Work request:
Go through the lines below and retype each one exactly.

Entries shown:
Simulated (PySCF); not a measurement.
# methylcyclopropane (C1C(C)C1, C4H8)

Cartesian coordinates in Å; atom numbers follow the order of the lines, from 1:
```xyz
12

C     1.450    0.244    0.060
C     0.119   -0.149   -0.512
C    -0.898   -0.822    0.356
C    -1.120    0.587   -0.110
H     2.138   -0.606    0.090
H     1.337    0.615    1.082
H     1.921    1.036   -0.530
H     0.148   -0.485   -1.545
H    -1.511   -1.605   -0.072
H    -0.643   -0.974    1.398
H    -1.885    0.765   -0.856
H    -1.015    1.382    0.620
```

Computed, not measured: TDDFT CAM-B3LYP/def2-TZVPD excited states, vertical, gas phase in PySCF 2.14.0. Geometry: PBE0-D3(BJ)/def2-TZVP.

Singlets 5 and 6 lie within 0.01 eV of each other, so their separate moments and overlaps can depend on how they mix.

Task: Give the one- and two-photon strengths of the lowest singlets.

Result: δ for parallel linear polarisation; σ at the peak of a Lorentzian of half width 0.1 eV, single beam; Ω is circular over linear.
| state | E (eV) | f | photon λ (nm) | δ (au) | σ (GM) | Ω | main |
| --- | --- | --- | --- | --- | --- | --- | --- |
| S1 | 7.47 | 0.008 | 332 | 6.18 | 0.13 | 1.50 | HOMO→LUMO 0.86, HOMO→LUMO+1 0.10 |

Written response:
Simulated (PySCF); not a measurement.
# methylcyclopropane (C1C(C)C1, C4H8)

Cartesian coordinates in Å; atom numbers follow the order of the lines, from 1:
```xyz
12

C     1.450    0.244    0.060
C     0.119   -0.149   -0.512
C    -0.898   -0.822    0.356
C    -1.120    0.587   -0.110
H     2.138   -0.606    0.090
H     1.337    0.615    1.082
H     1.921    1.036   -0.530
H     0.148   -0.485   -1.545
H    -1.511   -1.605   -0.072
H    -0.643   -0.974    1.398
H    -1.885    0.765   -0.856
H    -1.015    1.382    0.620
```

Computed, not measured: TDDFT CAM-B3LYP/def2-TZVPD excited states, vertical, gas phase in PySCF 2.14.0. Geometry: PBE0-D3(BJ)/def2-TZVP.

Singlets 5 and 6 lie within 0.01 eV of each other, so their separate moments and overlaps can depend on how they mix.

Task: Give the one- and two-photon strengths of the lowest singlets.

Result: δ for parallel linear polarisation; σ at the peak of a Lorentzian of half width 0.1 eV, single beam; Ω is circular over linear.
| state | E (eV) | f | photon λ (nm) | δ (au) | σ (GM) | Ω | main |
| --- | --- | --- | --- | --- | --- | --- | --- |
| S1 | 7.47 | 0.008 | 332 | 6.18 | 0.13 | 1.50 | HOMO→LUMO 0.86, HOMO→LUMO+1 0.10 |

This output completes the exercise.